### ACTIVITY
Reproduce the top of the data verbatim, through and including the line that contains "0.589 e apart.".

### DATA UNDER STUDY
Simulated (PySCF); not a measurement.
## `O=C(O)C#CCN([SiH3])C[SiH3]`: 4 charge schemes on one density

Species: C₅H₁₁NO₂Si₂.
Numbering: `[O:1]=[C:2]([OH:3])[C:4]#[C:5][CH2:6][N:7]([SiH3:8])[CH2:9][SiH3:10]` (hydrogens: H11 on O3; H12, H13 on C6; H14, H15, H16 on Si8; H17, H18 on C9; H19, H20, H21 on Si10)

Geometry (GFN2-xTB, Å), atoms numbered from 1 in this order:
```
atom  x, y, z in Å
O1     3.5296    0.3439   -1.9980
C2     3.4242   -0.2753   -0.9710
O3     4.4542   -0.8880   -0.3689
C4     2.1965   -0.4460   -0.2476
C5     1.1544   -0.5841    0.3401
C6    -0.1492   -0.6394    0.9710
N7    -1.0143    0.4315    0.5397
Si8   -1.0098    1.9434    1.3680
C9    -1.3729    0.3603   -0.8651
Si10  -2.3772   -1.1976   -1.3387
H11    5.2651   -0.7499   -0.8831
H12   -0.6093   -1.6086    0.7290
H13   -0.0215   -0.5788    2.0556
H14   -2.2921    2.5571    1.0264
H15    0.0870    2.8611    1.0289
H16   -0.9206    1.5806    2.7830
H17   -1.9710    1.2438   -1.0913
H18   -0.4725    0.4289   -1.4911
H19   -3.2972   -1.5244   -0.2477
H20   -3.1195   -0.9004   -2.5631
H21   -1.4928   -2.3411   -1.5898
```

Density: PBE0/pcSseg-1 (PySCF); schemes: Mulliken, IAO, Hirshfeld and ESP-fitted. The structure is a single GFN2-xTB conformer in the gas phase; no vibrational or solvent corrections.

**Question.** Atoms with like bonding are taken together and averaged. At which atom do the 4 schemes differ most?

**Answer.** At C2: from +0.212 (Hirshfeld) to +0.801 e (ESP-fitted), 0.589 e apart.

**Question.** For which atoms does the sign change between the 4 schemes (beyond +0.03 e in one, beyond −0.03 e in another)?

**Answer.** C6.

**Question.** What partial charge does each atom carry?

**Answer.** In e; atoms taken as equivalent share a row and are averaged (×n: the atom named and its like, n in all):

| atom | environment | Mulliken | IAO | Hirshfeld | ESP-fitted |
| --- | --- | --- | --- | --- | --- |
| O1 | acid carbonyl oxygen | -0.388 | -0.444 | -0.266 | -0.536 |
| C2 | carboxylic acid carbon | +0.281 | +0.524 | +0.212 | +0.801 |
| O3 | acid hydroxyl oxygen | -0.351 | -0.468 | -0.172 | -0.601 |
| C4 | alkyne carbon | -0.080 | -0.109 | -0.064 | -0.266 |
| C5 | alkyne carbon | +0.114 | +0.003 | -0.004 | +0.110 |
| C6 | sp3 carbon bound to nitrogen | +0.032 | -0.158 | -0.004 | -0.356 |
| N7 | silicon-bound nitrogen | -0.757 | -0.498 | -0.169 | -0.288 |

### YOUR RESPONSE
Simulated (PySCF); not a measurement.
## `O=C(O)C#CCN([SiH3])C[SiH3]`: 4 charge schemes on one density

Species: C₅H₁₁NO₂Si₂.
Numbering: `[O:1]=[C:2]([OH:3])[C:4]#[C:5][CH2:6][N:7]([SiH3:8])[CH2:9][SiH3:10]` (hydrogens: H11 on O3; H12, H13 on C6; H14, H15, H16 on Si8; H17, H18 on C9; H19, H20, H21 on Si10)

Geometry (GFN2-xTB, Å), atoms numbered from 1 in this order:
```
atom  x, y, z in Å
O1     3.5296    0.3439   -1.9980
C2     3.4242   -0.2753   -0.9710
O3     4.4542   -0.8880   -0.3689
C4     2.1965   -0.4460   -0.2476
C5     1.1544   -0.5841    0.3401
C6    -0.1492   -0.6394    0.9710
N7    -1.0143    0.4315    0.5397
Si8   -1.0098    1.9434    1.3680
C9    -1.3729    0.3603   -0.8651
Si10  -2.3772   -1.1976   -1.3387
H11    5.2651   -0.7499   -0.8831
H12   -0.6093   -1.6086    0.7290
H13   -0.0215   -0.5788    2.0556
H14   -2.2921    2.5571    1.0264
H15    0.0870    2.8611    1.0289
H16   -0.9206    1.5806    2.7830
H17   -1.9710    1.2438   -1.0913
H18   -0.4725    0.4289   -1.4911
H19   -3.2972   -1.5244   -0.2477
H20   -3.1195   -0.9004   -2.5631
H21   -1.4928   -2.3411   -1.5898
```

Density: PBE0/pcSseg-1 (PySCF); schemes: Mulliken, IAO, Hirshfeld and ESP-fitted. The structure is a single GFN2-xTB conformer in the gas phase; no vibrational or solvent corrections.

**Question.** Atoms with like bonding are taken together and averaged. At which atom do the 4 schemes differ most?

**Answer.** At C2: from +0.212 (Hirshfeld) to +0.801 e (ESP-fitted), 0.589 e apart.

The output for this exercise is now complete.